[Source data Boundary: Start]

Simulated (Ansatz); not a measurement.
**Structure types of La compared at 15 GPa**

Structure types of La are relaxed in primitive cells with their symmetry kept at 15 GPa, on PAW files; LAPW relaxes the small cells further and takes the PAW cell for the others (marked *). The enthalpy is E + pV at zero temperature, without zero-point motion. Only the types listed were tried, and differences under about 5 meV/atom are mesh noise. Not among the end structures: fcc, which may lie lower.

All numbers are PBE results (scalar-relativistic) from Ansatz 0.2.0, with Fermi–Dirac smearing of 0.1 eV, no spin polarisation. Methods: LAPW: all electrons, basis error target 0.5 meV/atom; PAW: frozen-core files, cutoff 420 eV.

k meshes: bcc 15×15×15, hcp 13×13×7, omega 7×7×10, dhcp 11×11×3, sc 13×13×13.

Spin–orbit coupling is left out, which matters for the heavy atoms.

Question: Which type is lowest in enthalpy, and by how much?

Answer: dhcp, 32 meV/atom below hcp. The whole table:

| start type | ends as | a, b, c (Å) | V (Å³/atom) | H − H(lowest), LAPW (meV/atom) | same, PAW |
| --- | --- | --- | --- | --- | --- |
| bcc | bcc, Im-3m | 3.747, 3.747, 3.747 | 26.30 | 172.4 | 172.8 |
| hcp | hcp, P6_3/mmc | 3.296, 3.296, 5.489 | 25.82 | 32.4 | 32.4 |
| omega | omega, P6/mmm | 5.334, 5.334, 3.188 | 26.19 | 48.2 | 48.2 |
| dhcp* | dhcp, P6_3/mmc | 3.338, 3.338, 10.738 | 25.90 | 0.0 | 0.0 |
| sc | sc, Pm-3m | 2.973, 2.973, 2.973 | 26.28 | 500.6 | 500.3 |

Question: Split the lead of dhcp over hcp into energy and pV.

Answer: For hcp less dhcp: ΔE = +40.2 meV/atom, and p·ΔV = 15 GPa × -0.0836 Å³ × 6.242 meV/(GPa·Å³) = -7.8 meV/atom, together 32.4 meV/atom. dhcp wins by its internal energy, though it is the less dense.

[Source data Boundary: End]

_Assignment_. Repeat only what lies between the first line of the data and the line containing "Question: Split the", both of those lines included, exactly as it stands.

_Task response_.
Simulated (Ansatz); not a measurement.
**Structure types of La compared at 15 GPa**

Structure types of La are relaxed in primitive cells with their symmetry kept at 15 GPa, on PAW files; LAPW relaxes the small cells further and takes the PAW cell for the others (marked *). The enthalpy is E + pV at zero temperature, without zero-point motion. Only the types listed were tried, and differences under about 5 meV/atom are mesh noise. Not among the end structures: fcc, which may lie lower.

All numbers are PBE results (scalar-relativistic) from Ansatz 0.2.0, with Fermi–Dirac smearing of 0.1 eV, no spin polarisation. Methods: LAPW: all electrons, basis error target 0.5 meV/atom; PAW: frozen-core files, cutoff 420 eV.

k meshes: bcc 15×15×15, hcp 13×13×7, omega 7×7×10, dhcp 11×11×3, sc 13×13×13.

Spin–orbit coupling is left out, which matters for the heavy atoms.

Question: Which type is lowest in enthalpy, and by how much?

Answer: dhcp, 32 meV/atom below hcp. The whole table:

| start type | ends as | a, b, c (Å) | V (Å³/atom) | H − H(lowest), LAPW (meV/atom) | same, PAW |
| --- | --- | --- | --- | --- | --- |
| bcc | bcc, Im-3m | 3.747, 3.747, 3.747 | 26.30 | 172.4 | 172.8 |
| hcp | hcp, P6_3/mmc | 3.296, 3.296, 5.489 | 25.82 | 32.4 | 32.4 |
| omega | omega, P6/mmm | 5.334, 5.334, 3.188 | 26.19 | 48.2 | 48.2 |
| dhcp* | dhcp, P6_3/mmc | 3.338, 3.338, 10.738 | 25.90 | 0.0 | 0.0 |
| sc | sc, Pm-3m | 2.973, 2.973, 2.973 | 26.28 | 500.6 | 500.3 |

Question: Split the lead of dhcp over hcp into energy and pV.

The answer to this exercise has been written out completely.